» Action item
Retype the data exactly. Spelling and punctuation stay as they are.

» Extracted information
------------------------------------
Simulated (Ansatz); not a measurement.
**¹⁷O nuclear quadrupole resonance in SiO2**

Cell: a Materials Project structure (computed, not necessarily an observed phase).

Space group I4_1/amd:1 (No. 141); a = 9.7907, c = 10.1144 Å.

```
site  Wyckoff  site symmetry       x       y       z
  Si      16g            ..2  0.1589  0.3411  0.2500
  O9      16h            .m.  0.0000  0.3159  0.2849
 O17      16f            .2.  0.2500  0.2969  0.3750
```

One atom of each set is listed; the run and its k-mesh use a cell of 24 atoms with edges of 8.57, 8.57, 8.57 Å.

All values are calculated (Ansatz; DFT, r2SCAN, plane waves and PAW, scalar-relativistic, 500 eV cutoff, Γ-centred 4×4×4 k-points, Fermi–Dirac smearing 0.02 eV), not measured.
------------------------------------

» Written answer
Simulated (Ansatz); not a measurement.
**¹⁷O nuclear quadrupole resonance in SiO2**

Cell: a Materials Project structure (computed, not necessarily an observed phase).

Space group I4_1/amd:1 (No. 141); a = 9.7907, c = 10.1144 Å.

```
site  Wyckoff  site symmetry       x       y       z
  Si      16g            ..2  0.1589  0.3411  0.2500
  O9      16h            .m.  0.0000  0.3159  0.2849
 O17      16f            .2.  0.2500  0.2969  0.3750
```

One atom of each set is listed; the run and its k-mesh use a cell of 24 atoms with edges of 8.57, 8.57, 8.57 Å.

All values are calculated (Ansatz; DFT, r2SCAN, plane waves and PAW, scalar-relativistic, 500 eV cutoff, Γ-centred 4×4×4 k-points, Fermi–Dirac smearing 0.02 eV), not measured.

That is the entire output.